[Brief]
Only one span of the listing below should come back. It runs from the line with "Si 0.959 -1.094 -0.007" through the line with "Si 7.961 0.18 1.401", and each of its lines must be reproduced exactly.

[Supplied material]
┌────────

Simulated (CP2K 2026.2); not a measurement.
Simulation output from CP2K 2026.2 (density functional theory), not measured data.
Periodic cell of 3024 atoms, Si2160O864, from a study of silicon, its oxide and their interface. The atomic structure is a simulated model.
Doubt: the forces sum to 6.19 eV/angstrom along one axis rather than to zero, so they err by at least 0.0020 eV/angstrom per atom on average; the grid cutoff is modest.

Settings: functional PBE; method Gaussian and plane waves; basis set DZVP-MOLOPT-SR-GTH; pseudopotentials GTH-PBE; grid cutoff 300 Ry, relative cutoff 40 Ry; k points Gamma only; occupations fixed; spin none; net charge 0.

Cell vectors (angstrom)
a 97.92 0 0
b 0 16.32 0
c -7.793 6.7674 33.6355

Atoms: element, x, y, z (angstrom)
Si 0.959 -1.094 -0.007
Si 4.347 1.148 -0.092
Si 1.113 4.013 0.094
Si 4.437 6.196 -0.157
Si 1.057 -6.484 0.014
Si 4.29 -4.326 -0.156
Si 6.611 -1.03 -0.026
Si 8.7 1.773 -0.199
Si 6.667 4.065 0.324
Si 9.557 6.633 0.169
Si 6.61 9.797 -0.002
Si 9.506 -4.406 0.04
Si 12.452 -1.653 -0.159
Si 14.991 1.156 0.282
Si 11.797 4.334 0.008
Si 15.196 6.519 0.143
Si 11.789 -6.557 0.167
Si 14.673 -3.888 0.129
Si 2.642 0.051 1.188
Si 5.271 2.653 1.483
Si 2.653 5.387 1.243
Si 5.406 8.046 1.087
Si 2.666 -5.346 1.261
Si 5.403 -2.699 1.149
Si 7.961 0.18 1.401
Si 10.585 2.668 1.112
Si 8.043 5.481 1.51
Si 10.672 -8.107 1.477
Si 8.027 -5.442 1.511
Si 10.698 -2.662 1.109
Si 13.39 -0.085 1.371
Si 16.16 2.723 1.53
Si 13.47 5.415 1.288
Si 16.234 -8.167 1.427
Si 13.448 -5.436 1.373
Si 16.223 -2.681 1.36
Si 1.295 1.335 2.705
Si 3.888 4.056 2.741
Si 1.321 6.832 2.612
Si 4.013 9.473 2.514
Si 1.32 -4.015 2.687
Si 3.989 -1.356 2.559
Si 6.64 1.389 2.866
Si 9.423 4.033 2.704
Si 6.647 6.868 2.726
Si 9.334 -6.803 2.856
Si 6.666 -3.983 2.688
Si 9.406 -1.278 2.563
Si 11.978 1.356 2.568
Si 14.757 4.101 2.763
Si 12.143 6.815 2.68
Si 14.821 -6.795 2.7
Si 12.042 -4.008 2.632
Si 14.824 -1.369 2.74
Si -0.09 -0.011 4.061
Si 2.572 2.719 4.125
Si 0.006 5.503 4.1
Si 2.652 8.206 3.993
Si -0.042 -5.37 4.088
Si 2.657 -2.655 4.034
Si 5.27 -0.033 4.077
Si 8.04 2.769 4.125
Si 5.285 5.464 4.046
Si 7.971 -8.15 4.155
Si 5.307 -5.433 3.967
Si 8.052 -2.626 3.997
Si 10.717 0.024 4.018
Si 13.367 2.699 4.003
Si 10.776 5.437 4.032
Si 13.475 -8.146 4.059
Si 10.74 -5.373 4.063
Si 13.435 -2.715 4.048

└────────

[Response area]
Si 0.959 -1.094 -0.007
Si 4.347 1.148 -0.092
Si 1.113 4.013 0.094
Si 4.437 6.196 -0.157
Si 1.057 -6.484 0.014
Si 4.29 -4.326 -0.156
Si 6.611 -1.03 -0.026
Si 8.7 1.773 -0.199
Si 6.667 4.065 0.324
Si 9.557 6.633 0.169
Si 6.61 9.797 -0.002
Si 9.506 -4.406 0.04
Si 12.452 -1.653 -0.159
Si 14.991 1.156 0.282
Si 11.797 4.334 0.008
Si 15.196 6.519 0.143
Si 11.789 -6.557 0.167
Si 14.673 -3.888 0.129
Si 2.642 0.051 1.188
Si 5.271 2.653 1.483
Si 2.653 5.387 1.243
Si 5.406 8.046 1.087
Si 2.666 -5.346 1.261
Si 5.403 -2.699 1.149
Si 7.961 0.18 1.401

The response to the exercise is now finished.